*Required action:* Every line from the top of the material through the line holding "Gaps are read" should be copied exactly, and only those lines.

************

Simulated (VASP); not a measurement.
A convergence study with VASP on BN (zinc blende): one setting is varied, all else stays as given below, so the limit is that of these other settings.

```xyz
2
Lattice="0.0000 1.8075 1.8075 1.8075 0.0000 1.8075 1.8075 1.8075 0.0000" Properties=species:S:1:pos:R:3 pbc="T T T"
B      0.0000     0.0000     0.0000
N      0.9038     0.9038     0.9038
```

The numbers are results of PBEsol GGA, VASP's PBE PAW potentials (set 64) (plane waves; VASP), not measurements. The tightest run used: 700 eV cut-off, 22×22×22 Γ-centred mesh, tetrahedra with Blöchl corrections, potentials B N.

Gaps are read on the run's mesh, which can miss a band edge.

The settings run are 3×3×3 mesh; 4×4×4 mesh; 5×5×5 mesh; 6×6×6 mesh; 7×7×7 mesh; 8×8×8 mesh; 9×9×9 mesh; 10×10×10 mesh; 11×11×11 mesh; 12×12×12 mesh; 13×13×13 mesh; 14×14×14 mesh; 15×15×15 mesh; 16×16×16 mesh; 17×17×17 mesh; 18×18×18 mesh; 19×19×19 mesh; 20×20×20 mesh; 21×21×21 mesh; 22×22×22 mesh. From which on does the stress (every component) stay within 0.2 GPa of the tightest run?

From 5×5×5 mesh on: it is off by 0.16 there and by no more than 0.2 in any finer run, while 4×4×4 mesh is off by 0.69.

************

*Written solution:*
Simulated (VASP); not a measurement.
A convergence study with VASP on BN (zinc blende): one setting is varied, all else stays as given below, so the limit is that of these other settings.

```xyz
2
Lattice="0.0000 1.8075 1.8075 1.8075 0.0000 1.8075 1.8075 1.8075 0.0000" Properties=species:S:1:pos:R:3 pbc="T T T"
B      0.0000     0.0000     0.0000
N      0.9038     0.9038     0.9038
```

The numbers are results of PBEsol GGA, VASP's PBE PAW potentials (set 64) (plane waves; VASP), not measurements. The tightest run used: 700 eV cut-off, 22×22×22 Γ-centred mesh, tetrahedra with Blöchl corrections, potentials B N.

Gaps are read on the run's mesh, which can miss a band edge.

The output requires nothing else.